# Supplied information:
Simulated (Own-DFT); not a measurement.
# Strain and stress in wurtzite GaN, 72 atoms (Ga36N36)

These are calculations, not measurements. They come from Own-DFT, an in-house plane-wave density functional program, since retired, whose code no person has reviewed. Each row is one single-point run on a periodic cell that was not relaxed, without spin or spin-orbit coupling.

# Task item:
Reproduce the material in full, keeping every line exactly as given.

# Exercise result:
Simulated (Own-DFT); not a measurement.
# Strain and stress in wurtzite GaN, 72 atoms (Ga36N36)

These are calculations, not measurements. They come from Own-DFT, an in-house plane-wave density functional program, since retired, whose code no person has reviewed. Each row is one single-point run on a periodic cell that was not relaxed, without spin or spin-orbit coupling.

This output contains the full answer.